Beginning at the top of the material, repeat each line exactly, and stop once the line with "Solution. The references" has been written.

━━ DATA SHOWN
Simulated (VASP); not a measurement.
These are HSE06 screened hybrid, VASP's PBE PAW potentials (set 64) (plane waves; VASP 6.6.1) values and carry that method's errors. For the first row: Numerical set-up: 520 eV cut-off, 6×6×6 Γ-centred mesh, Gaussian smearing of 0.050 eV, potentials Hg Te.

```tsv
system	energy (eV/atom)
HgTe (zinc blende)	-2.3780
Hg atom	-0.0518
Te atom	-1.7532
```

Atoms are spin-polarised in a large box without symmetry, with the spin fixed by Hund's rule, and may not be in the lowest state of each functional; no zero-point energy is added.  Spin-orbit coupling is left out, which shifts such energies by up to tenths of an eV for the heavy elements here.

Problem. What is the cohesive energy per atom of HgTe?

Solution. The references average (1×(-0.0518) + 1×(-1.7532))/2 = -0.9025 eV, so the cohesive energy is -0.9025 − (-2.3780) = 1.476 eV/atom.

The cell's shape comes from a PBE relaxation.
━━━━

* YOUR RESPONSE *
Simulated (VASP); not a measurement.
These are HSE06 screened hybrid, VASP's PBE PAW potentials (set 64) (plane waves; VASP 6.6.1) values and carry that method's errors. For the first row: Numerical set-up: 520 eV cut-off, 6×6×6 Γ-centred mesh, Gaussian smearing of 0.050 eV, potentials Hg Te.

```tsv
system	energy (eV/atom)
HgTe (zinc blende)	-2.3780
Hg atom	-0.0518
Te atom	-1.7532
```

Atoms are spin-polarised in a large box without symmetry, with the spin fixed by Hund's rule, and may not be in the lowest state of each functional; no zero-point energy is added.  Spin-orbit coupling is left out, which shifts such energies by up to tenths of an eV for the heavy elements here.

Problem. What is the cohesive energy per atom of HgTe?

Solution. The references average (1×(-0.0518) + 1×(-1.7532))/2 = -0.9025 eV, so the cohesive energy is -0.9025 − (-2.3780) = 1.476 eV/atom.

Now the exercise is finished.